GIVEN ENTRIES:
☆ ☆ ☆
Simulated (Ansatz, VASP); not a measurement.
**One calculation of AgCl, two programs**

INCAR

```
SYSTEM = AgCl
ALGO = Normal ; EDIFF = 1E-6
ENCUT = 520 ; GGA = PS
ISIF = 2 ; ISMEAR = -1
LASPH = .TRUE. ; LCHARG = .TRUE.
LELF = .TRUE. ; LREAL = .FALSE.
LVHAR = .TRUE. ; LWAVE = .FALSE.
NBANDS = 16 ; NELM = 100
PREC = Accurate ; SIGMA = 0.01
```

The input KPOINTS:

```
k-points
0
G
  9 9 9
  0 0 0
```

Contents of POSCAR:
☆ ☆ ☆

ASSIGNMENT: Return the full material unchanged.

WRITTEN ANSWER:
Simulated (Ansatz, VASP); not a measurement.
**One calculation of AgCl, two programs**

INCAR

```
SYSTEM = AgCl
ALGO = Normal ; EDIFF = 1E-6
ENCUT = 520 ; GGA = PS
ISIF = 2 ; ISMEAR = -1
LASPH = .TRUE. ; LCHARG = .TRUE.
LELF = .TRUE. ; LREAL = .FALSE.
LVHAR = .TRUE. ; LWAVE = .FALSE.
NBANDS = 16 ; NELM = 100
PREC = Accurate ; SIGMA = 0.01
```

The input KPOINTS:

```
k-points
0
G
  9 9 9
  0 0 0
```

Contents of POSCAR:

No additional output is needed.